╭──
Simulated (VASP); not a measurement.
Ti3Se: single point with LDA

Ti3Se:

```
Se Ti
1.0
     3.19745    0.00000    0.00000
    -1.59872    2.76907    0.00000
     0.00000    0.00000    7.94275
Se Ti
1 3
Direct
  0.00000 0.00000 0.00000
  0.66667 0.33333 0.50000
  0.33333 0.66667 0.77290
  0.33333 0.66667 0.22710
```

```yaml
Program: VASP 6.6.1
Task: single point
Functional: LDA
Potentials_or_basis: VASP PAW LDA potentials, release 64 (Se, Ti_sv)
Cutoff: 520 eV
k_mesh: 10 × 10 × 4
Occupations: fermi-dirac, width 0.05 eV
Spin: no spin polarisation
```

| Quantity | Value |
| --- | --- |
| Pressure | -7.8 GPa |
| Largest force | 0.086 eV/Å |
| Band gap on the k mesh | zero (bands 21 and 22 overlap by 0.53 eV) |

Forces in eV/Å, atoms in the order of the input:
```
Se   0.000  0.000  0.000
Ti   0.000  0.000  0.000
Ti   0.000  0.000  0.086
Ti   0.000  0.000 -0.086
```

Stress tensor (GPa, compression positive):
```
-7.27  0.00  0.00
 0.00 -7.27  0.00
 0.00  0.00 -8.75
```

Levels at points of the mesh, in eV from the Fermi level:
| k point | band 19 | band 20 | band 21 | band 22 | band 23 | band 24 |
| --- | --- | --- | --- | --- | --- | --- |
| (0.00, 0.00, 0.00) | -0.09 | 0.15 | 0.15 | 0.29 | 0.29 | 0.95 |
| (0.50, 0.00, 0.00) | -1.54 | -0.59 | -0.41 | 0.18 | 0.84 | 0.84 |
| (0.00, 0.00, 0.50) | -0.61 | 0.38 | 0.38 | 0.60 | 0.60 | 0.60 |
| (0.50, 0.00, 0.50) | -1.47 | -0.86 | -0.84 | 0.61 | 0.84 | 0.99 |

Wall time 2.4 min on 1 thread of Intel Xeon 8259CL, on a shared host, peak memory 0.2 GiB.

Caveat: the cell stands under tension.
╰──

**Assignment**
For this exercise, please copy exactly the lines of the material above from its first line through the line where "0.086 eV/Å |" appears.

**Written solution**
Simulated (VASP); not a measurement.
Ti3Se: single point with LDA

Ti3Se:

```
Se Ti
1.0
     3.19745    0.00000    0.00000
    -1.59872    2.76907    0.00000
     0.00000    0.00000    7.94275
Se Ti
1 3
Direct
  0.00000 0.00000 0.00000
  0.66667 0.33333 0.50000
  0.33333 0.66667 0.77290
  0.33333 0.66667 0.22710
```

```yaml
Program: VASP 6.6.1
Task: single point
Functional: LDA
Potentials_or_basis: VASP PAW LDA potentials, release 64 (Se, Ti_sv)
Cutoff: 520 eV
k_mesh: 10 × 10 × 4
Occupations: fermi-dirac, width 0.05 eV
Spin: no spin polarisation
```

| Quantity | Value |
| --- | --- |
| Pressure | -7.8 GPa |
| Largest force | 0.086 eV/Å |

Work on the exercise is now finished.